-----
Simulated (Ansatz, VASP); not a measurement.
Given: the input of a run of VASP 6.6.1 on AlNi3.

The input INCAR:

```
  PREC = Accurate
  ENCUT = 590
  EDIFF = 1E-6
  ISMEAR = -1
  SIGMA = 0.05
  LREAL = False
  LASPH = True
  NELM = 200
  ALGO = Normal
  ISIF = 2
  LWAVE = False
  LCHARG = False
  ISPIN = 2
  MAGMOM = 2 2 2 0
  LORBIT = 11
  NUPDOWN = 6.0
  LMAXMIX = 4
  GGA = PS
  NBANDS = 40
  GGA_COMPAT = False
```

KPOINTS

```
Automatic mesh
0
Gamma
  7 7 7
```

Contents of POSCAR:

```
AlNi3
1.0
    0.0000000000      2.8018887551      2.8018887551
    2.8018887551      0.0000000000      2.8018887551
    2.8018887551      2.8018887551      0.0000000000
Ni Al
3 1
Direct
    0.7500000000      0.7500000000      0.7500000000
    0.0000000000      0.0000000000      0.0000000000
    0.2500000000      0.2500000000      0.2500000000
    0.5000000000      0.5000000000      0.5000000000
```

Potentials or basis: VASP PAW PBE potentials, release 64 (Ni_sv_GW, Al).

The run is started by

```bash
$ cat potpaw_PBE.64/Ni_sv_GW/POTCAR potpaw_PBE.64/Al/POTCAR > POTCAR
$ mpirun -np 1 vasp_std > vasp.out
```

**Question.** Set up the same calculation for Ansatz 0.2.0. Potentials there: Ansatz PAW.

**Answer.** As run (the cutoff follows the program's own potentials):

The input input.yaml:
-----

Return every entry exactly.

Simulated (Ansatz, VASP); not a measurement.
Given: the input of a run of VASP 6.6.1 on AlNi3.

The input INCAR:

```
  PREC = Accurate
  ENCUT = 590
  EDIFF = 1E-6
  ISMEAR = -1
  SIGMA = 0.05
  LREAL = False
  LASPH = True
  NELM = 200
  ALGO = Normal
  ISIF = 2
  LWAVE = False
  LCHARG = False
  ISPIN = 2
  MAGMOM = 2 2 2 0
  LORBIT = 11
  NUPDOWN = 6.0
  LMAXMIX = 4
  GGA = PS
  NBANDS = 40
  GGA_COMPAT = False
```

KPOINTS

```
Automatic mesh
0
Gamma
  7 7 7
```

Contents of POSCAR:

```
AlNi3
1.0
    0.0000000000      2.8018887551      2.8018887551
    2.8018887551      0.0000000000      2.8018887551
    2.8018887551      2.8018887551      0.0000000000
Ni Al
3 1
Direct
    0.7500000000      0.7500000000      0.7500000000
    0.0000000000      0.0000000000      0.0000000000
    0.2500000000      0.2500000000      0.2500000000
    0.5000000000      0.5000000000      0.5000000000
```

Potentials or basis: VASP PAW PBE potentials, release 64 (Ni_sv_GW, Al).

The run is started by

```bash
$ cat potpaw_PBE.64/Ni_sv_GW/POTCAR potpaw_PBE.64/Al/POTCAR > POTCAR
$ mpirun -np 1 vasp_std > vasp.out
```

**Question.** Set up the same calculation for Ansatz 0.2.0. Potentials there: Ansatz PAW.

**Answer.** As run (the cutoff follows the program's own potentials):

The input input.yaml:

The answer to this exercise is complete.